Write out every entry exactly as it stands.

● ● ● ● ● ● ●

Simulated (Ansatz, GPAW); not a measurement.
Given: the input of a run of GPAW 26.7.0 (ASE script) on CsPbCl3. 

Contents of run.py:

● ● ● ● ● ● ●

## EXERCISE RESPONSE
Simulated (Ansatz, GPAW); not a measurement.
Given: the input of a run of GPAW 26.7.0 (ASE script) on CsPbCl3. 

Contents of run.py:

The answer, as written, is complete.